◆ REQUIRED ACTION: Below are some records. Return exactly the lines from the one containing "## (2) The calculation" through the one containing "Q: Will this", both included, and only those.

◆ INFORMATION SUPPLIED:
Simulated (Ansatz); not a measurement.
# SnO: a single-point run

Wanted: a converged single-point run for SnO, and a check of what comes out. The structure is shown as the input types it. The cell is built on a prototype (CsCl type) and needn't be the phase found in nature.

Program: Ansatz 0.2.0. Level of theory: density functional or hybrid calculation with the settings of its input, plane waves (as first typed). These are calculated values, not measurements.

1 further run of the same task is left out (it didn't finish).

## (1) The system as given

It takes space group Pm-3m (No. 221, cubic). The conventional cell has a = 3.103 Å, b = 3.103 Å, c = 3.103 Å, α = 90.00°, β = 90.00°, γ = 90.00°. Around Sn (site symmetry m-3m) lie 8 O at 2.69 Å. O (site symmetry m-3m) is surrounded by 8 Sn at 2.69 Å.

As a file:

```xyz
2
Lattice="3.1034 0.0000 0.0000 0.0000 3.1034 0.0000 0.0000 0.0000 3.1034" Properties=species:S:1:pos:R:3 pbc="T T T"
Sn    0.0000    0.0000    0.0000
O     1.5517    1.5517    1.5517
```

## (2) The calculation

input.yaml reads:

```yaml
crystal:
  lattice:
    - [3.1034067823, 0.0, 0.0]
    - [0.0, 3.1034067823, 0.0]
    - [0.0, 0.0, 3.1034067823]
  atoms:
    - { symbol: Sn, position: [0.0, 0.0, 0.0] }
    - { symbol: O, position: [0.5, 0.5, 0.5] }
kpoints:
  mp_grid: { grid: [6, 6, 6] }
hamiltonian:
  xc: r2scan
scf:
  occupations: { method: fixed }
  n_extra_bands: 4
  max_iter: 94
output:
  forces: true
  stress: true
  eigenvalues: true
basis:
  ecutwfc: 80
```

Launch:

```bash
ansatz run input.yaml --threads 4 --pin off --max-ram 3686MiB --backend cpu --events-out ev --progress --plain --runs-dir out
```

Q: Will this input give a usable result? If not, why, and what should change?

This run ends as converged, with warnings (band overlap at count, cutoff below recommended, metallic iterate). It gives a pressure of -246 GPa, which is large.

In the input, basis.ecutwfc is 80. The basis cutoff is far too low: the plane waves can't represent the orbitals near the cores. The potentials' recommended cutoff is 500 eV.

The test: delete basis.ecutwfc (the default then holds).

◆ ANSWER AREA:
## (2) The calculation

input.yaml reads:

```yaml
crystal:
  lattice:
    - [3.1034067823, 0.0, 0.0]
    - [0.0, 3.1034067823, 0.0]
    - [0.0, 0.0, 3.1034067823]
  atoms:
    - { symbol: Sn, position: [0.0, 0.0, 0.0] }
    - { symbol: O, position: [0.5, 0.5, 0.5] }
kpoints:
  mp_grid: { grid: [6, 6, 6] }
hamiltonian:
  xc: r2scan
scf:
  occupations: { method: fixed }
  n_extra_bands: 4
  max_iter: 94
output:
  forces: true
  stress: true
  eigenvalues: true
basis:
  ecutwfc: 80
```

Launch:

```bash
ansatz run input.yaml --threads 4 --pin off --max-ram 3686MiB --backend cpu --events-out ev --progress --plain --runs-dir out
```

Q: Will this input give a usable result? If not, why, and what should change?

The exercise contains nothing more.